§ **Exercise**
Copy every line of the material exactly as it stands.

§ **The data**
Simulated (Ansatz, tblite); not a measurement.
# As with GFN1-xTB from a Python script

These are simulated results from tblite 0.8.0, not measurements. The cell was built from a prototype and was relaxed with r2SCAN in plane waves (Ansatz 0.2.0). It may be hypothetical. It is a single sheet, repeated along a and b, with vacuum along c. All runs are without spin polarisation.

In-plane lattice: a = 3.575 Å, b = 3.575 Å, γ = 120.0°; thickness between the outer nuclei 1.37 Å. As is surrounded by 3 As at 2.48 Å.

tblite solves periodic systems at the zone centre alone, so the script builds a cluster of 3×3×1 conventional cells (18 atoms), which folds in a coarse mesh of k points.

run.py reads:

§ **Worked solution**
Simulated (Ansatz, tblite); not a measurement.
# As with GFN1-xTB from a Python script

These are simulated results from tblite 0.8.0, not measurements. The cell was built from a prototype and was relaxed with r2SCAN in plane waves (Ansatz 0.2.0). It may be hypothetical. It is a single sheet, repeated along a and b, with vacuum along c. All runs are without spin polarisation.

In-plane lattice: a = 3.575 Å, b = 3.575 Å, γ = 120.0°; thickness between the outer nuclei 1.37 Å. As is surrounded by 3 As at 2.48 Å.

tblite solves periodic systems at the zone centre alone, so the script builds a cluster of 3×3×1 conventional cells (18 atoms), which folds in a coarse mesh of k points.

run.py reads:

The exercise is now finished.